----------------------------------------

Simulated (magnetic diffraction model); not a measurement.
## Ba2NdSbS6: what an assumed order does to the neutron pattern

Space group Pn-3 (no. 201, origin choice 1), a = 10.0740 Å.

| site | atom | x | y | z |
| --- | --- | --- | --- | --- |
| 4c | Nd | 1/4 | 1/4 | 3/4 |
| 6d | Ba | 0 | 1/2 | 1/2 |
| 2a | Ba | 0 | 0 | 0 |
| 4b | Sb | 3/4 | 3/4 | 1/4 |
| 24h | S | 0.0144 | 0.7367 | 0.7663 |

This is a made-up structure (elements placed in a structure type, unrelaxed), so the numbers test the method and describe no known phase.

----------------------------------------

## [WORK INSTRUCTION]
All of the records above need to be copied exactly.

## [ANSWER AREA]
Simulated (magnetic diffraction model); not a measurement.
## Ba2NdSbS6: what an assumed order does to the neutron pattern

Space group Pn-3 (no. 201, origin choice 1), a = 10.0740 Å.

| site | atom | x | y | z |
| --- | --- | --- | --- | --- |
| 4c | Nd | 1/4 | 1/4 | 3/4 |
| 6d | Ba | 0 | 1/2 | 1/2 |
| 2a | Ba | 0 | 0 | 0 |
| 4b | Sb | 3/4 | 3/4 | 1/4 |
| 24h | S | 0.0144 | 0.7367 | 0.7663 |

This is a made-up structure (elements placed in a structure type, unrelaxed), so the numbers test the method and describe no known phase.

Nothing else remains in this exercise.